[Records shown]

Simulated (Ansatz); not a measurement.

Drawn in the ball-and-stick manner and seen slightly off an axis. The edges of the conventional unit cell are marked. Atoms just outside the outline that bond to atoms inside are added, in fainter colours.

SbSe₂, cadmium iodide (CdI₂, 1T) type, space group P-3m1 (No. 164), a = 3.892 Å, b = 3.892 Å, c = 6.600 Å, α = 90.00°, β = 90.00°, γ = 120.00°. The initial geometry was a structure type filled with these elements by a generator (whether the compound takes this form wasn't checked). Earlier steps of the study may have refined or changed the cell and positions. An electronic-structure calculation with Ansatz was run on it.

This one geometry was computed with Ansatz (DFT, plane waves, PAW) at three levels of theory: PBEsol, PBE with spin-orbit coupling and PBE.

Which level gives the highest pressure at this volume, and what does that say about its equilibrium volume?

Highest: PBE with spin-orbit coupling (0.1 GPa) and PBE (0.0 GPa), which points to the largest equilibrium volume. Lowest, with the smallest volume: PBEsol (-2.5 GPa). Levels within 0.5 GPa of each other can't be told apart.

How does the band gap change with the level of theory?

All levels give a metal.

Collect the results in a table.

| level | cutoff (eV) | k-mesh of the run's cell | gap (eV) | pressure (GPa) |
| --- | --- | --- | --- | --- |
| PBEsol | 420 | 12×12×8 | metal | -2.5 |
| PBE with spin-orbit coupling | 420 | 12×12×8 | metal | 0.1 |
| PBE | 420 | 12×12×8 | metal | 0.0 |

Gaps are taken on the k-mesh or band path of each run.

[/Records shown]

Work request => Lines from the top of the entries above to the line that contains "Which level gives" should be set down exactly, please, with both ends kept and nothing added.

Task output =>
Simulated (Ansatz); not a measurement.

Drawn in the ball-and-stick manner and seen slightly off an axis. The edges of the conventional unit cell are marked. Atoms just outside the outline that bond to atoms inside are added, in fainter colours.

SbSe₂, cadmium iodide (CdI₂, 1T) type, space group P-3m1 (No. 164), a = 3.892 Å, b = 3.892 Å, c = 6.600 Å, α = 90.00°, β = 90.00°, γ = 120.00°. The initial geometry was a structure type filled with these elements by a generator (whether the compound takes this form wasn't checked). Earlier steps of the study may have refined or changed the cell and positions. An electronic-structure calculation with Ansatz was run on it.

This one geometry was computed with Ansatz (DFT, plane waves, PAW) at three levels of theory: PBEsol, PBE with spin-orbit coupling and PBE.

Which level gives the highest pressure at this volume, and what does that say about its equilibrium volume?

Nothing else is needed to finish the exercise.